:: ENTRIES SUPPLIED

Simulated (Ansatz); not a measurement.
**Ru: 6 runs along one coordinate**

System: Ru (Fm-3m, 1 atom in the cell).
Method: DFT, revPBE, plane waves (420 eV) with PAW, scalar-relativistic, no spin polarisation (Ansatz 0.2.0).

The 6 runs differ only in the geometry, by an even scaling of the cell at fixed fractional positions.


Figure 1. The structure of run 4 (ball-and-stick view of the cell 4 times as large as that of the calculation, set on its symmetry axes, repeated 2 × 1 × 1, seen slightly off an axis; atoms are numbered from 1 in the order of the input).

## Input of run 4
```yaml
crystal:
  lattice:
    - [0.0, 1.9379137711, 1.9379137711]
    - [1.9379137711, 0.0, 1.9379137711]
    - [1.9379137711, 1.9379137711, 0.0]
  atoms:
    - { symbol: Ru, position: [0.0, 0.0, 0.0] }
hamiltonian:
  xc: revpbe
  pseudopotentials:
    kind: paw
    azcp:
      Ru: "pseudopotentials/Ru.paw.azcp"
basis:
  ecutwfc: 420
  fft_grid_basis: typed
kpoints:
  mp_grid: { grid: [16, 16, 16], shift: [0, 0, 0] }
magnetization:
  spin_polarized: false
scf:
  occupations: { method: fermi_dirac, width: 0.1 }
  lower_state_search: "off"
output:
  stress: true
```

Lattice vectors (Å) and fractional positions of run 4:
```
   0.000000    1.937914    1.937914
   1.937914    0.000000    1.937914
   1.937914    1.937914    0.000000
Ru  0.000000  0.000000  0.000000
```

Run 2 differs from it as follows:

::::

## ACTION ITEM
Your answer should consist of every record, printed exactly as given.

## YOUR SOLUTION
Simulated (Ansatz); not a measurement.
**Ru: 6 runs along one coordinate**

System: Ru (Fm-3m, 1 atom in the cell).
Method: DFT, revPBE, plane waves (420 eV) with PAW, scalar-relativistic, no spin polarisation (Ansatz 0.2.0).

The 6 runs differ only in the geometry, by an even scaling of the cell at fixed fractional positions.


Figure 1. The structure of run 4 (ball-and-stick view of the cell 4 times as large as that of the calculation, set on its symmetry axes, repeated 2 × 1 × 1, seen slightly off an axis; atoms are numbered from 1 in the order of the input).

## Input of run 4
```yaml
crystal:
  lattice:
    - [0.0, 1.9379137711, 1.9379137711]
    - [1.9379137711, 0.0, 1.9379137711]
    - [1.9379137711, 1.9379137711, 0.0]
  atoms:
    - { symbol: Ru, position: [0.0, 0.0, 0.0] }
hamiltonian:
  xc: revpbe
  pseudopotentials:
    kind: paw
    azcp:
      Ru: "pseudopotentials/Ru.paw.azcp"
basis:
  ecutwfc: 420
  fft_grid_basis: typed
kpoints:
  mp_grid: { grid: [16, 16, 16], shift: [0, 0, 0] }
magnetization:
  spin_polarized: false
scf:
  occupations: { method: fermi_dirac, width: 0.1 }
  lower_state_search: "off"
output:
  stress: true
```

Lattice vectors (Å) and fractional positions of run 4:
```
   0.000000    1.937914    1.937914
   1.937914    0.000000    1.937914
   1.937914    1.937914    0.000000
Ru  0.000000  0.000000  0.000000
```

Run 2 differs from it as follows:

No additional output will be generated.